• [ASSIGNED TASK] Among the lines below, keep only those from the one containing "Finite-difference elastic constants" through the one containing "v_l = √((K+4G/3)/ρ)", and reproduce them exactly.

• [DATASET ENTRIES]
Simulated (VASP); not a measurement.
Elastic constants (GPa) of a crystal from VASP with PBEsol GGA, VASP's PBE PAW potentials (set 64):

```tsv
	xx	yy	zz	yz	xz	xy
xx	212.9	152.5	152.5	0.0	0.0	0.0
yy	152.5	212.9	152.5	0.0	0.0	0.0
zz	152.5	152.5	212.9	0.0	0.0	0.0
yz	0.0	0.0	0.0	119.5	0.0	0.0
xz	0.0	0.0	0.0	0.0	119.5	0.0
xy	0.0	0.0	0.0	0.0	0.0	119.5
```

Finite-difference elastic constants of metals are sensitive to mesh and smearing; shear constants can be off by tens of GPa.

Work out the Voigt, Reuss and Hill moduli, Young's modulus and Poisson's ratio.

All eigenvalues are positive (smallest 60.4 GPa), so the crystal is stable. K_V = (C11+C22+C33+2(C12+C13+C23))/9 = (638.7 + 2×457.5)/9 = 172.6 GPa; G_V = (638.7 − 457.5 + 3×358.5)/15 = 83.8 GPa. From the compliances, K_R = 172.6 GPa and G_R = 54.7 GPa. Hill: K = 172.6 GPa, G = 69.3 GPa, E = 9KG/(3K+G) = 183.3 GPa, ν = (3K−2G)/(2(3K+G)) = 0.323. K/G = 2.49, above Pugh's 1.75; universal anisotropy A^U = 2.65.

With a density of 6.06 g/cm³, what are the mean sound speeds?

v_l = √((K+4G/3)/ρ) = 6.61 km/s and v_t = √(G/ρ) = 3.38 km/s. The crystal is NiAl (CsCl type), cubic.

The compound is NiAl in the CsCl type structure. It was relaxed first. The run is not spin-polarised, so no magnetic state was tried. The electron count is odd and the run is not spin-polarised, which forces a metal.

• [RESPONSE BOX]
Finite-difference elastic constants of metals are sensitive to mesh and smearing; shear constants can be off by tens of GPa.

Work out the Voigt, Reuss and Hill moduli, Young's modulus and Poisson's ratio.

All eigenvalues are positive (smallest 60.4 GPa), so the crystal is stable. K_V = (C11+C22+C33+2(C12+C13+C23))/9 = (638.7 + 2×457.5)/9 = 172.6 GPa; G_V = (638.7 − 457.5 + 3×358.5)/15 = 83.8 GPa. From the compliances, K_R = 172.6 GPa and G_R = 54.7 GPa. Hill: K = 172.6 GPa, G = 69.3 GPa, E = 9KG/(3K+G) = 183.3 GPa, ν = (3K−2G)/(2(3K+G)) = 0.323. K/G = 2.49, above Pugh's 1.75; universal anisotropy A^U = 2.65.

With a density of 6.06 g/cm³, what are the mean sound speeds?

v_l = √((K+4G/3)/ρ) = 6.61 km/s and v_t = √(G/ρ) = 3.38 km/s. The crystal is NiAl (CsCl type), cubic.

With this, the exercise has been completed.